※ ※ ※
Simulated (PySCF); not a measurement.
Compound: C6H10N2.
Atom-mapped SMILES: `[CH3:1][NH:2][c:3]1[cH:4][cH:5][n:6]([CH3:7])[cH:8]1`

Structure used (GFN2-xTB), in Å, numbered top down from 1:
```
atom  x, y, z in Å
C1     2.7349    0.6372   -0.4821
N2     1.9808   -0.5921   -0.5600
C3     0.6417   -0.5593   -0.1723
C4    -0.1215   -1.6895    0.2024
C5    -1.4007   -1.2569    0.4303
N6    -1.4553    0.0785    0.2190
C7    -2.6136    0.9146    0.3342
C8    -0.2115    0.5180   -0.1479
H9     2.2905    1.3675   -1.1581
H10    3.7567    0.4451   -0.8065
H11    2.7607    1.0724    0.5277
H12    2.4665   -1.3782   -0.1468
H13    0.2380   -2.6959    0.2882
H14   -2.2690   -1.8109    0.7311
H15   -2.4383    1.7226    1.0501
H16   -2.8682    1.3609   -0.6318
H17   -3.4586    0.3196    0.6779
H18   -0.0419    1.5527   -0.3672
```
※ ※ ※

◆ WORK INSTRUCTION: Without omission, return all of the records exactly as given.

◆ REPLY:
Simulated (PySCF); not a measurement.
Compound: C6H10N2.
Atom-mapped SMILES: `[CH3:1][NH:2][c:3]1[cH:4][cH:5][n:6]([CH3:7])[cH:8]1`

Structure used (GFN2-xTB), in Å, numbered top down from 1:
```
atom  x, y, z in Å
C1     2.7349    0.6372   -0.4821
N2     1.9808   -0.5921   -0.5600
C3     0.6417   -0.5593   -0.1723
C4    -0.1215   -1.6895    0.2024
C5    -1.4007   -1.2569    0.4303
N6    -1.4553    0.0785    0.2190
C7    -2.6136    0.9146    0.3342
C8    -0.2115    0.5180   -0.1479
H9     2.2905    1.3675   -1.1581
H10    3.7567    0.4451   -0.8065
H11    2.7607    1.0724    0.5277
H12    2.4665   -1.3782   -0.1468
H13    0.2380   -2.6959    0.2882
H14   -2.2690   -1.8109    0.7311
H15   -2.4383    1.7226    1.0501
H16   -2.8682    1.3609   -0.6318
H17   -3.4586    0.3196    0.6779
H18   -0.0419    1.5527   -0.3672
```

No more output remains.